### Dataset
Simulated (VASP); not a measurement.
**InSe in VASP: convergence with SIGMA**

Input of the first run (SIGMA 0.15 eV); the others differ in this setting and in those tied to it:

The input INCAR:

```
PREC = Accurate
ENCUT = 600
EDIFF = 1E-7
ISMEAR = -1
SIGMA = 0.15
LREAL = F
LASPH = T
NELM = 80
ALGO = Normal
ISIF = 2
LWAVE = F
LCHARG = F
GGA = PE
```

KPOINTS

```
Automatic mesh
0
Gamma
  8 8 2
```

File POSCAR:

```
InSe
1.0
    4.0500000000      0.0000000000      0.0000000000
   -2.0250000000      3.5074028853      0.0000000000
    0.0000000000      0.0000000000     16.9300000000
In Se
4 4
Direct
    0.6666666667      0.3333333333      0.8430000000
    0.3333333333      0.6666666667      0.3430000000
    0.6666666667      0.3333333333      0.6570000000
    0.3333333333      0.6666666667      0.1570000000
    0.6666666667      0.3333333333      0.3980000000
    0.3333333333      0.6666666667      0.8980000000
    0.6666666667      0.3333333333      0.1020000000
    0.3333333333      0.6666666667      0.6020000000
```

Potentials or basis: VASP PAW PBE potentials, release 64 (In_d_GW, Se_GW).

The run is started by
######

**Brief**
So that no detail is lost, give every line of the data again exactly.

**Task result**
Simulated (VASP); not a measurement.
**InSe in VASP: convergence with SIGMA**

Input of the first run (SIGMA 0.15 eV); the others differ in this setting and in those tied to it:

The input INCAR:

```
PREC = Accurate
ENCUT = 600
EDIFF = 1E-7
ISMEAR = -1
SIGMA = 0.15
LREAL = F
LASPH = T
NELM = 80
ALGO = Normal
ISIF = 2
LWAVE = F
LCHARG = F
GGA = PE
```

KPOINTS

```
Automatic mesh
0
Gamma
  8 8 2
```

File POSCAR:

```
InSe
1.0
    4.0500000000      0.0000000000      0.0000000000
   -2.0250000000      3.5074028853      0.0000000000
    0.0000000000      0.0000000000     16.9300000000
In Se
4 4
Direct
    0.6666666667      0.3333333333      0.8430000000
    0.3333333333      0.6666666667      0.3430000000
    0.6666666667      0.3333333333      0.6570000000
    0.3333333333      0.6666666667      0.1570000000
    0.6666666667      0.3333333333      0.3980000000
    0.3333333333      0.6666666667      0.8980000000
    0.6666666667      0.3333333333      0.1020000000
    0.3333333333      0.6666666667      0.6020000000
```

Potentials or basis: VASP PAW PBE potentials, release 64 (In_d_GW, Se_GW).

The run is started by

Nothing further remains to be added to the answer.